● **Brief**: Exactly the lines from the start of the data below through the line containing "The species is" must be returned, and no others.

↓↓↓
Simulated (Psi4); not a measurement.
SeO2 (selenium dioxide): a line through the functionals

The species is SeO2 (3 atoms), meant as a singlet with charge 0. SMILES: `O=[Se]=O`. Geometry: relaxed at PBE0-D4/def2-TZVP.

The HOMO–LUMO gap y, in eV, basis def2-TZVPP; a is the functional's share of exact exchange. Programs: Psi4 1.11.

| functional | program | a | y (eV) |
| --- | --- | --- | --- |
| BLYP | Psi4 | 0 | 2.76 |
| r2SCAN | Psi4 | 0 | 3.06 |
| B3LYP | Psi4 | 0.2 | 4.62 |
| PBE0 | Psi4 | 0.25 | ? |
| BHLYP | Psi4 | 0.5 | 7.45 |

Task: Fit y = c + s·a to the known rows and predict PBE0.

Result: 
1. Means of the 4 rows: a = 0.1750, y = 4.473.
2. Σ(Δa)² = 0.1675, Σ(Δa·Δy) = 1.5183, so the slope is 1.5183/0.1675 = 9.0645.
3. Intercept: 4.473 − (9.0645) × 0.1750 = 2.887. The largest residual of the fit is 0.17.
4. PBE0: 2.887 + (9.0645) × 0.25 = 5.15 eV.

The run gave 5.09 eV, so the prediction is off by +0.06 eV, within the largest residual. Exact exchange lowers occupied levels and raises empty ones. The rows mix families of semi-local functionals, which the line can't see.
↑↑↑

● **Response area**:
Simulated (Psi4); not a measurement.
SeO2 (selenium dioxide): a line through the functionals

The species is SeO2 (3 atoms), meant as a singlet with charge 0. SMILES: `O=[Se]=O`. Geometry: relaxed at PBE0-D4/def2-TZVP.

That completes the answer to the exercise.